Brief: Those lines of the material below that fall between its first line and the line with "Standard-state values (1", both included, are to be repeated exactly.

START Information shown

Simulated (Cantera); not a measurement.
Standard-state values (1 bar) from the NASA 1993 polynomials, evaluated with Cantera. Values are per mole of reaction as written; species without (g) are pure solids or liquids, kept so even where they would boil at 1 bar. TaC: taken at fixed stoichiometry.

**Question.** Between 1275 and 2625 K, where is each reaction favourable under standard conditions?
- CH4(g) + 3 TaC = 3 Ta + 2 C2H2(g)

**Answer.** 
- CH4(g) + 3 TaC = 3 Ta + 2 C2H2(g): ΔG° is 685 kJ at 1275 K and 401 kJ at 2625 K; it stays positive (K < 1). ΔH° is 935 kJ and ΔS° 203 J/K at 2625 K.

END Information shown

Answer space:
Simulated (Cantera); not a measurement.
Standard-state values (1 bar) from the NASA 1993 polynomials, evaluated with Cantera. Values are per mole of reaction as written; species without (g) are pure solids or liquids, kept so even where they would boil at 1 bar. TaC: taken at fixed stoichiometry.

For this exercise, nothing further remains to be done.